- **Recorded data**
──────────────────────────────

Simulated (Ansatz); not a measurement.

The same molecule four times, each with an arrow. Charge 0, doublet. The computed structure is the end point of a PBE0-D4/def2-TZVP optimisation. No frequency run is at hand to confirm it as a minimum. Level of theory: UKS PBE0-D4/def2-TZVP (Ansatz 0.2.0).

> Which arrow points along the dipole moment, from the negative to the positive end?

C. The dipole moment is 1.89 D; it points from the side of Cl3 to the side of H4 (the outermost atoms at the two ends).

──────────────────────────────

Word for word, restate all of the records.

- **Expected answer**
Simulated (Ansatz); not a measurement.

The same molecule four times, each with an arrow. Charge 0, doublet. The computed structure is the end point of a PBE0-D4/def2-TZVP optimisation. No frequency run is at hand to confirm it as a minimum. Level of theory: UKS PBE0-D4/def2-TZVP (Ansatz 0.2.0).

> Which arrow points along the dipole moment, from the negative to the positive end?

C. The dipole moment is 1.89 D; it points from the side of Cl3 to the side of H4 (the outermost atoms at the two ends).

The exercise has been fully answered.